= Beginning of Section =

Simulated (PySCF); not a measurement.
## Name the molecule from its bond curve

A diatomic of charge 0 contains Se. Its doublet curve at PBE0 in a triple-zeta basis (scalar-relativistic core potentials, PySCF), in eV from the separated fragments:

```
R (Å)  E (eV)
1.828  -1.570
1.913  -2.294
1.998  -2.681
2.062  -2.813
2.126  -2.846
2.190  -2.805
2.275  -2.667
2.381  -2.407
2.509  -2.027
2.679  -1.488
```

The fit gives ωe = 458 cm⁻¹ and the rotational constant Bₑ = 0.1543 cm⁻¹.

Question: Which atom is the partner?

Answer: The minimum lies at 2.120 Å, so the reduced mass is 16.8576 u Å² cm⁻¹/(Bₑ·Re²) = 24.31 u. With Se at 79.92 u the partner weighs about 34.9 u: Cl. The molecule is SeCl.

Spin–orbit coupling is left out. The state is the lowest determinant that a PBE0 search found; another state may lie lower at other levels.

= End of Section =

> **Work item**:
Write down, word for word, the lines above from the one containing "Question: Which atom is the partner?" through the one containing "Answer: The minimum", both ends included.

> **Written solution**:
Question: Which atom is the partner?

Answer: The minimum lies at 2.120 Å, so the reduced mass is 16.8576 u Å² cm⁻¹/(Bₑ·Re²) = 24.31 u. With Se at 79.92 u the partner weighs about 34.9 u: Cl. The molecule is SeCl.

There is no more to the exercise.